○ ○ ○ ○ ○

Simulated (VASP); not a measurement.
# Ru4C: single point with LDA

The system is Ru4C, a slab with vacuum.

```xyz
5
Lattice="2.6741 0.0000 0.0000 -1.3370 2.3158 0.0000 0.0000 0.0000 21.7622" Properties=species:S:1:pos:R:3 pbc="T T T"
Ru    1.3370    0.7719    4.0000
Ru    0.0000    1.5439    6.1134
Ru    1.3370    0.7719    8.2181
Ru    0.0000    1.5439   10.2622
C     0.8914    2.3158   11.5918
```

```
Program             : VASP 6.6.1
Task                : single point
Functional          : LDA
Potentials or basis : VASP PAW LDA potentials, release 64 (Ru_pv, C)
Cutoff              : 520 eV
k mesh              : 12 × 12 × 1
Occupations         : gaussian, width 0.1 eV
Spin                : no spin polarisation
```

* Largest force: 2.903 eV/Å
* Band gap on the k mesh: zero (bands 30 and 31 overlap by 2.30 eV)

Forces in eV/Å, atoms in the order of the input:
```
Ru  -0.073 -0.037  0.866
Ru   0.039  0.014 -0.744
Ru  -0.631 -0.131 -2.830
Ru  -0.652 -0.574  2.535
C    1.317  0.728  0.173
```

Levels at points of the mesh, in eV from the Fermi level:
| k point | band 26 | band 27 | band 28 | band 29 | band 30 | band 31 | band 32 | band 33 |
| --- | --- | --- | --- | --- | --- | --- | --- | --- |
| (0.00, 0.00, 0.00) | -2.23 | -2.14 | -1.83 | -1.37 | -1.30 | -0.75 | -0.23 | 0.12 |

○ ○ ○ ○ ○

Assigned task =
For this task, set down the entire listing word for word.

Result =
Simulated (VASP); not a measurement.
# Ru4C: single point with LDA

The system is Ru4C, a slab with vacuum.

```xyz
5
Lattice="2.6741 0.0000 0.0000 -1.3370 2.3158 0.0000 0.0000 0.0000 21.7622" Properties=species:S:1:pos:R:3 pbc="T T T"
Ru    1.3370    0.7719    4.0000
Ru    0.0000    1.5439    6.1134
Ru    1.3370    0.7719    8.2181
Ru    0.0000    1.5439   10.2622
C     0.8914    2.3158   11.5918
```

```
Program             : VASP 6.6.1
Task                : single point
Functional          : LDA
Potentials or basis : VASP PAW LDA potentials, release 64 (Ru_pv, C)
Cutoff              : 520 eV
k mesh              : 12 × 12 × 1
Occupations         : gaussian, width 0.1 eV
Spin                : no spin polarisation
```

* Largest force: 2.903 eV/Å
* Band gap on the k mesh: zero (bands 30 and 31 overlap by 2.30 eV)

Forces in eV/Å, atoms in the order of the input:
```
Ru  -0.073 -0.037  0.866
Ru   0.039  0.014 -0.744
Ru  -0.631 -0.131 -2.830
Ru  -0.652 -0.574  2.535
C    1.317  0.728  0.173
```

Levels at points of the mesh, in eV from the Fermi level:
| k point | band 26 | band 27 | band 28 | band 29 | band 30 | band 31 | band 32 | band 33 |
| --- | --- | --- | --- | --- | --- | --- | --- | --- |
| (0.00, 0.00, 0.00) | -2.23 | -2.14 | -1.83 | -1.37 | -1.30 | -0.75 | -0.23 | 0.12 |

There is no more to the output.